= BRIEF =
Copy word for word, please, the lines of the entries below running from the one containing "Change from the" to the one containing "Task: Which values does Ansatz return?", both ends included.

____ MATERIAL PROVIDED
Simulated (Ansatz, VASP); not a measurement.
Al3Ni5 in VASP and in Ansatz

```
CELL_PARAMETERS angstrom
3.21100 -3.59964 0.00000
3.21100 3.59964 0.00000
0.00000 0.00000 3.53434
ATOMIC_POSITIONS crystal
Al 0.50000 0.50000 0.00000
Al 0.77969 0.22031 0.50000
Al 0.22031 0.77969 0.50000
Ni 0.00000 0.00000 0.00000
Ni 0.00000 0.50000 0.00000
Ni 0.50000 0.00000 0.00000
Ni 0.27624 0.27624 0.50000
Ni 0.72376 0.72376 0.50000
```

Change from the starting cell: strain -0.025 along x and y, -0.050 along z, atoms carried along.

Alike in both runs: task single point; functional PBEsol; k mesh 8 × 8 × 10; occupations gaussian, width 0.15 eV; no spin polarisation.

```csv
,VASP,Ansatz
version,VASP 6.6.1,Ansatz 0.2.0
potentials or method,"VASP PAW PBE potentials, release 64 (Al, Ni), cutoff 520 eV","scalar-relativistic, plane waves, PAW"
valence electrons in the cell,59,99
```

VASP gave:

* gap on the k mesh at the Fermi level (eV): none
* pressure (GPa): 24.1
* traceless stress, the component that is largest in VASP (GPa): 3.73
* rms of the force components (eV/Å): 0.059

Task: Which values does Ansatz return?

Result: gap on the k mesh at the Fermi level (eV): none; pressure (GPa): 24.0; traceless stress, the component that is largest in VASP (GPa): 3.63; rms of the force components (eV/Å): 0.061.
________

= WRITTEN ANSWER =
Change from the starting cell: strain -0.025 along x and y, -0.050 along z, atoms carried along.

Alike in both runs: task single point; functional PBEsol; k mesh 8 × 8 × 10; occupations gaussian, width 0.15 eV; no spin polarisation.

```csv
,VASP,Ansatz
version,VASP 6.6.1,Ansatz 0.2.0
potentials or method,"VASP PAW PBE potentials, release 64 (Al, Ni), cutoff 520 eV","scalar-relativistic, plane waves, PAW"
valence electrons in the cell,59,99
```

VASP gave:

* gap on the k mesh at the Fermi level (eV): none
* pressure (GPa): 24.1
* traceless stress, the component that is largest in VASP (GPa): 3.73
* rms of the force components (eV/Å): 0.059

Task: Which values does Ansatz return?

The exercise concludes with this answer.